**Work request:**
Copy precisely the first line of the material below and every later line, stopping with the line that contains "Geometry: r2SCAN-D4/def2-SVP.".

**Raw data:**
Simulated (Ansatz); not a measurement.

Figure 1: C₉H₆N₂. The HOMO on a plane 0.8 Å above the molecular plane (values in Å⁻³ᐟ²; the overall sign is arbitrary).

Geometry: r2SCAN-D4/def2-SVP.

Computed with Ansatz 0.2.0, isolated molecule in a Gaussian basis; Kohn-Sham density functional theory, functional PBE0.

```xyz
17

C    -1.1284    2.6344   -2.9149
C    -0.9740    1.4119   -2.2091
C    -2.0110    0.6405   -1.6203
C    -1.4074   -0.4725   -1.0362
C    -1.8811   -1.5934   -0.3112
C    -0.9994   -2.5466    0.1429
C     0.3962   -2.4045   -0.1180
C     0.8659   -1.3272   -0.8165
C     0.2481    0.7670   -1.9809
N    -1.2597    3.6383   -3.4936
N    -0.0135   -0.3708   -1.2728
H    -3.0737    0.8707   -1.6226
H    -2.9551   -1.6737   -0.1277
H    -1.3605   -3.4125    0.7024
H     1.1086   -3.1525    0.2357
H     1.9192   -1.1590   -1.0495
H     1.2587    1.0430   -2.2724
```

**Problem solution:**
Simulated (Ansatz); not a measurement.

Figure 1: C₉H₆N₂. The HOMO on a plane 0.8 Å above the molecular plane (values in Å⁻³ᐟ²; the overall sign is arbitrary).

Geometry: r2SCAN-D4/def2-SVP.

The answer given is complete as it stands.